Requirement:
Please copy out the records that follow exactly as they stand.

Exercise data:
+---+

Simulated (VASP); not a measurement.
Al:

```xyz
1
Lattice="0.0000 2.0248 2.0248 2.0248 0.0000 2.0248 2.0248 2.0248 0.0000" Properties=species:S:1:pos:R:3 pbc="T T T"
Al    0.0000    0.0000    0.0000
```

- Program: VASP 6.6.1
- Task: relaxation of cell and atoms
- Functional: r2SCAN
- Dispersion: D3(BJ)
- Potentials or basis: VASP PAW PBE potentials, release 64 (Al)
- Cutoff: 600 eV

+---+

Written solution:
Simulated (VASP); not a measurement.
Al:

```xyz
1
Lattice="0.0000 2.0248 2.0248 2.0248 0.0000 2.0248 2.0248 2.0248 0.0000" Properties=species:S:1:pos:R:3 pbc="T T T"
Al    0.0000    0.0000    0.0000
```

- Program: VASP 6.6.1
- Task: relaxation of cell and atoms
- Functional: r2SCAN
- Dispersion: D3(BJ)
- Potentials or basis: VASP PAW PBE potentials, release 64 (Al)
- Cutoff: 600 eV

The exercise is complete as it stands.